◆ Activity:
Below are several entries. Transcribe exactly those lines that fall from the one with "Ansatz 0.2.0 |" through the one with "VASP's potentials were", end lines included.

◆ Information provided:
++++

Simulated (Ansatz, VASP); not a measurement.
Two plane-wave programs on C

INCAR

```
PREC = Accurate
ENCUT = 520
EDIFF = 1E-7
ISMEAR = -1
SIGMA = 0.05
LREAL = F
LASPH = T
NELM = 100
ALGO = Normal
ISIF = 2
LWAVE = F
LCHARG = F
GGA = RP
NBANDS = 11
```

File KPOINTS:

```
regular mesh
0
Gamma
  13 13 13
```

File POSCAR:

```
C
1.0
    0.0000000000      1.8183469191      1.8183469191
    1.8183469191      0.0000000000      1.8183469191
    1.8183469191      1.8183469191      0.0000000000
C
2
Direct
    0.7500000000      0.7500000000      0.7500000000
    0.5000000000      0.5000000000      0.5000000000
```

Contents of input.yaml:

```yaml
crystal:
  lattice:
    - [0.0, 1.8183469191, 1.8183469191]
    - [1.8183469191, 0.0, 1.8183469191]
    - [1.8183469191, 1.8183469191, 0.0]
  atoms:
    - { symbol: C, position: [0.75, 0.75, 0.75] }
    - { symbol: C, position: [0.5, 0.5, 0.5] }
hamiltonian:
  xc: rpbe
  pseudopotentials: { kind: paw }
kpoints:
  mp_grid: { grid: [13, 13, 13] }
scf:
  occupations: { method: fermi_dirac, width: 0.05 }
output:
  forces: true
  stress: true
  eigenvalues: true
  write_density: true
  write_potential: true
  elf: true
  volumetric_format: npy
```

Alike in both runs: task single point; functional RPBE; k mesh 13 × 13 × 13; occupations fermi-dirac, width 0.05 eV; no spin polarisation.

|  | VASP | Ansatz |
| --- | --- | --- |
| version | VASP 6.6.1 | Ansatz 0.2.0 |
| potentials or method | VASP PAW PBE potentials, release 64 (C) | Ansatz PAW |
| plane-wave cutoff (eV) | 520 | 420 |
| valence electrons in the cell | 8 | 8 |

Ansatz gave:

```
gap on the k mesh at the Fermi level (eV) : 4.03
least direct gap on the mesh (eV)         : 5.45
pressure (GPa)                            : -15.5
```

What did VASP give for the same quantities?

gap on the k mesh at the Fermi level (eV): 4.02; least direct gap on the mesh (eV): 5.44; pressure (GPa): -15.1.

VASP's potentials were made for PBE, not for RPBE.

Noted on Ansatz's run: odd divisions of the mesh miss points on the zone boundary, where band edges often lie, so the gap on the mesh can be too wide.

++++

◆ Exercise result:
| version | VASP 6.6.1 | Ansatz 0.2.0 |
| potentials or method | VASP PAW PBE potentials, release 64 (C) | Ansatz PAW |
| plane-wave cutoff (eV) | 520 | 420 |
| valence electrons in the cell | 8 | 8 |

Ansatz gave:

```
gap on the k mesh at the Fermi level (eV) : 4.03
least direct gap on the mesh (eV)         : 5.45
pressure (GPa)                            : -15.5
```

What did VASP give for the same quantities?

gap on the k mesh at the Fermi level (eV): 4.02; least direct gap on the mesh (eV): 5.44; pressure (GPa): -15.1.

VASP's potentials were made for PBE, not for RPBE.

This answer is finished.